*** Entries provided Section Begins ***

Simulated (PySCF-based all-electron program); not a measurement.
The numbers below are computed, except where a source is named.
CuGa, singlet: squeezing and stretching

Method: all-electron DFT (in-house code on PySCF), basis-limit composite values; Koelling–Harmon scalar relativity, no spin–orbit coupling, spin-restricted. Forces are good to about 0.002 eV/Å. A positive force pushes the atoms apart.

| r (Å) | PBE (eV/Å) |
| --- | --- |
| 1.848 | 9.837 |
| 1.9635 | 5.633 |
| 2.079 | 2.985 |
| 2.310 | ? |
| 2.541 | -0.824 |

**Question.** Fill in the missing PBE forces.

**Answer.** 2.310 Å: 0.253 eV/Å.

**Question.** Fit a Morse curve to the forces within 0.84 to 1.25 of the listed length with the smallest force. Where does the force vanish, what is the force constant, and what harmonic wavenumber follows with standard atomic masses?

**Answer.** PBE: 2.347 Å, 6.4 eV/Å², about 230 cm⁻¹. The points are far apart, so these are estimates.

*** Entries provided Section Ends ***

• _Work order_
Copy, please, exactly the lines that start at the first line of the data and end at the line containing "standard atomic masses?", both kept and no others.

• _Worked solution_
Simulated (PySCF-based all-electron program); not a measurement.
The numbers below are computed, except where a source is named.
CuGa, singlet: squeezing and stretching

Method: all-electron DFT (in-house code on PySCF), basis-limit composite values; Koelling–Harmon scalar relativity, no spin–orbit coupling, spin-restricted. Forces are good to about 0.002 eV/Å. A positive force pushes the atoms apart.

| r (Å) | PBE (eV/Å) |
| --- | --- |
| 1.848 | 9.837 |
| 1.9635 | 5.633 |
| 2.079 | 2.985 |
| 2.310 | ? |
| 2.541 | -0.824 |

**Question.** Fill in the missing PBE forces.

**Answer.** 2.310 Å: 0.253 eV/Å.

**Question.** Fit a Morse curve to the forces within 0.84 to 1.25 of the listed length with the smallest force. Where does the force vanish, what is the force constant, and what harmonic wavenumber follows with standard atomic masses?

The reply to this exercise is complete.